*REQUIRED ACTION*: In the listing below, write out exactly each line from the first through the one containing "The numbers come".

*DATA EXTRACT*:
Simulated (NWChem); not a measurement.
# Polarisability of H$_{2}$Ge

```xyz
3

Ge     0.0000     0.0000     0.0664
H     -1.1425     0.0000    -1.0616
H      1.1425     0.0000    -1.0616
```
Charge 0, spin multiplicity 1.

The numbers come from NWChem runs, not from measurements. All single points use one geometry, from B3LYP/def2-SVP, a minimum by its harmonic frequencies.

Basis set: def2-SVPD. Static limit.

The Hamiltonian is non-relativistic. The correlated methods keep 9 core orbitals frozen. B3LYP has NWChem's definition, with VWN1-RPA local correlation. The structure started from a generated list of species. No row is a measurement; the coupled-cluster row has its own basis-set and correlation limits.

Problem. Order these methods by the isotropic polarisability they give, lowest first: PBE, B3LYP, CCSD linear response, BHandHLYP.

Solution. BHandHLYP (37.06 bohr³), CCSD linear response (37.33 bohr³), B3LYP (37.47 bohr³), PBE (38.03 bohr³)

*ANSWER BOX*:
Simulated (NWChem); not a measurement.
# Polarisability of H$_{2}$Ge

```xyz
3

Ge     0.0000     0.0000     0.0664
H     -1.1425     0.0000    -1.0616
H      1.1425     0.0000    -1.0616
```
Charge 0, spin multiplicity 1.

The numbers come from NWChem runs, not from measurements. All single points use one geometry, from B3LYP/def2-SVP, a minimum by its harmonic frequencies.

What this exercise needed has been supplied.